#### DATASET EXTRACT ####

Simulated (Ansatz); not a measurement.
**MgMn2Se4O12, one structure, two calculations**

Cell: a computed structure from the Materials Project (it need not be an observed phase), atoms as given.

####

Give the data back in full, exactly as written.

- **EXERCISE OUTPUT**
Simulated (Ansatz); not a measurement.
**MgMn2Se4O12, one structure, two calculations**

Cell: a computed structure from the Materials Project (it need not be an observed phase), atoms as given.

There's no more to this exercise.